THE DATA —
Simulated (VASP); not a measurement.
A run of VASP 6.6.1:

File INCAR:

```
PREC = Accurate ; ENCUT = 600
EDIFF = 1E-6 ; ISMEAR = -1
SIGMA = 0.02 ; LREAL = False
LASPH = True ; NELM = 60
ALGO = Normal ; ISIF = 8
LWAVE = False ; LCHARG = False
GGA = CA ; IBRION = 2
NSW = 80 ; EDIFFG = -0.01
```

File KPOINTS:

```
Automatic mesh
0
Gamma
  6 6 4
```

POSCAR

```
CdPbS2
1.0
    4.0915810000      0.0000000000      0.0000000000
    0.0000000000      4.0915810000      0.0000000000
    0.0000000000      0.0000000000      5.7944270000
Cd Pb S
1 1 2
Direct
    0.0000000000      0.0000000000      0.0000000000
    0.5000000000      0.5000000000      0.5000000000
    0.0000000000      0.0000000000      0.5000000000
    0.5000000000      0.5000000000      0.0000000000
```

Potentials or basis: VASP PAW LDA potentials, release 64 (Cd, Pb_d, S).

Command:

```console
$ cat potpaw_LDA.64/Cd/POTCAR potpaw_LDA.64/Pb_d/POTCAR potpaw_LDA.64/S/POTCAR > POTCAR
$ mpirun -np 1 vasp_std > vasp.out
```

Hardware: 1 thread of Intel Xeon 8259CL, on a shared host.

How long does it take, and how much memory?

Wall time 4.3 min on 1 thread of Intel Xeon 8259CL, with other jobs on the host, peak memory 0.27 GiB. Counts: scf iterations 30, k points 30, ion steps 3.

REQUIRED ACTION —
Extract exactly and only the lines above from the line containing "Hardware: 1 thread" through the line containing "How long does it take, and how much memory?", both end lines included.

SOLUTION —
Hardware: 1 thread of Intel Xeon 8259CL, on a shared host.

How long does it take, and how much memory?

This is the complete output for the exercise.